━━ Data for analysis ━━

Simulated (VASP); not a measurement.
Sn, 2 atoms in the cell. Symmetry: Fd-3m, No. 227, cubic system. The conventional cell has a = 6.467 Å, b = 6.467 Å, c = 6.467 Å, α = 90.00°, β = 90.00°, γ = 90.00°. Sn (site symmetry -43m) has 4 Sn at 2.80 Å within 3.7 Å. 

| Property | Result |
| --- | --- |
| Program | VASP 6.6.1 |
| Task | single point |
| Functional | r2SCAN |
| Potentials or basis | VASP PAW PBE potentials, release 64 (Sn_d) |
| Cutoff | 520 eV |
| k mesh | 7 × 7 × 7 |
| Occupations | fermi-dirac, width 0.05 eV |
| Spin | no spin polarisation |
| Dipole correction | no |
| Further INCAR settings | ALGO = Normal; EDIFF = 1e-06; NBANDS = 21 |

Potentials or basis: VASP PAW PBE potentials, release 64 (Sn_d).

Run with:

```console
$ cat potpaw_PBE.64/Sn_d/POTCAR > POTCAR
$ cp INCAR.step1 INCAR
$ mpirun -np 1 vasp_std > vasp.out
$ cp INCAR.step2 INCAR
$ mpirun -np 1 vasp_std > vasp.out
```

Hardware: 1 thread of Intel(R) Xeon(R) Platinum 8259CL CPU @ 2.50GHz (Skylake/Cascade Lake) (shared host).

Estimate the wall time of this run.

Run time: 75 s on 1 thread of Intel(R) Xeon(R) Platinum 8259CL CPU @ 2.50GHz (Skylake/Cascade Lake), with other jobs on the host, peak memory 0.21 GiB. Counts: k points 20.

━━━

- Exercise
Only the lines from the first one of the listing up to and including the line where "VASP 6.6.1 |" appears are wanted, reproduced exactly.

- Problem solution
Simulated (VASP); not a measurement.
Sn, 2 atoms in the cell. Symmetry: Fd-3m, No. 227, cubic system. The conventional cell has a = 6.467 Å, b = 6.467 Å, c = 6.467 Å, α = 90.00°, β = 90.00°, γ = 90.00°. Sn (site symmetry -43m) has 4 Sn at 2.80 Å within 3.7 Å. 

| Property | Result |
| --- | --- |
| Program | VASP 6.6.1 |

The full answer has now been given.